### DATASET EXCERPTS
****

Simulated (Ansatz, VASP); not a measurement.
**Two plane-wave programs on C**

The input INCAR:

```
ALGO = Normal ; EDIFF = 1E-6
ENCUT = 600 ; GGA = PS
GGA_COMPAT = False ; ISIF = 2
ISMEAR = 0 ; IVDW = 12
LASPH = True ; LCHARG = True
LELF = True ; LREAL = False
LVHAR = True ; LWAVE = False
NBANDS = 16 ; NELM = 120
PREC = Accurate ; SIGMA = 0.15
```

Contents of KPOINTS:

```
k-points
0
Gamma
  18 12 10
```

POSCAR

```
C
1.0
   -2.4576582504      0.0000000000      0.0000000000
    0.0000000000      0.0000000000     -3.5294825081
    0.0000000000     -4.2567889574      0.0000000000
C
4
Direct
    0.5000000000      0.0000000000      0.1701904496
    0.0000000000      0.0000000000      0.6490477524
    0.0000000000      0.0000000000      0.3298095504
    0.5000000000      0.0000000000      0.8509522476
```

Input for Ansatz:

****

### WORK ITEM
Word for word, retype each record.

### RESPONSE
Simulated (Ansatz, VASP); not a measurement.
**Two plane-wave programs on C**

The input INCAR:

```
ALGO = Normal ; EDIFF = 1E-6
ENCUT = 600 ; GGA = PS
GGA_COMPAT = False ; ISIF = 2
ISMEAR = 0 ; IVDW = 12
LASPH = True ; LCHARG = True
LELF = True ; LREAL = False
LVHAR = True ; LWAVE = False
NBANDS = 16 ; NELM = 120
PREC = Accurate ; SIGMA = 0.15
```

Contents of KPOINTS:

```
k-points
0
Gamma
  18 12 10
```

POSCAR

```
C
1.0
   -2.4576582504      0.0000000000      0.0000000000
    0.0000000000      0.0000000000     -3.5294825081
    0.0000000000     -4.2567889574      0.0000000000
C
4
Direct
    0.5000000000      0.0000000000      0.1701904496
    0.0000000000      0.0000000000      0.6490477524
    0.0000000000      0.0000000000      0.3298095504
    0.5000000000      0.0000000000      0.8509522476
```

Input for Ansatz:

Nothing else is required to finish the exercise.